*REQUIREMENT*.
From the first line of the records below through the line containing "Isomers of C2H9NO2Si2, one", copy everything exactly and nothing more.

*RECORD SET*.
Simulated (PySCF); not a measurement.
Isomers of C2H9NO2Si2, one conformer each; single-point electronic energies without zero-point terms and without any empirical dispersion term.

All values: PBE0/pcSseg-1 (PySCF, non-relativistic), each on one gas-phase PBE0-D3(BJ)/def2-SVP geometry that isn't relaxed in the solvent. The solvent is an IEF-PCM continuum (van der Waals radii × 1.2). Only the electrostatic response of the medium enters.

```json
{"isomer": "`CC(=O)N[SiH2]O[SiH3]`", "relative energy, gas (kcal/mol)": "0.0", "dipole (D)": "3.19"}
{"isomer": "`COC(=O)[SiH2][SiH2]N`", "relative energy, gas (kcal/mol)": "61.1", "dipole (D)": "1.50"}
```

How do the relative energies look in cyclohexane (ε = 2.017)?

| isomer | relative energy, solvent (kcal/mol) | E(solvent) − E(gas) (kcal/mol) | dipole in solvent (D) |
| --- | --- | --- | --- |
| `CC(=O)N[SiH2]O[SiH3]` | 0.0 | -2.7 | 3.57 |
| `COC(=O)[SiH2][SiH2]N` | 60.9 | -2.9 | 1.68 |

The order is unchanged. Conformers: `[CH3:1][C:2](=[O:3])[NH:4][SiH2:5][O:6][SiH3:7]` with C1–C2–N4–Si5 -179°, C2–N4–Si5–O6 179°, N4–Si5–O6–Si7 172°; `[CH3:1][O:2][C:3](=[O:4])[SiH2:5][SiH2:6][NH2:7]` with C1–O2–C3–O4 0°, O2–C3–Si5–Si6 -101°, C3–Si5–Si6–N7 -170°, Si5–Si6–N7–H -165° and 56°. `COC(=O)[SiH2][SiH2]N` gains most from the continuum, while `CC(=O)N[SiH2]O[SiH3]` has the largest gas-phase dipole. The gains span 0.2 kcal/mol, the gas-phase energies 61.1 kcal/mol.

*RESPONSE*.
Simulated (PySCF); not a measurement.
Isomers of C2H9NO2Si2, one conformer each; single-point electronic energies without zero-point terms and without any empirical dispersion term.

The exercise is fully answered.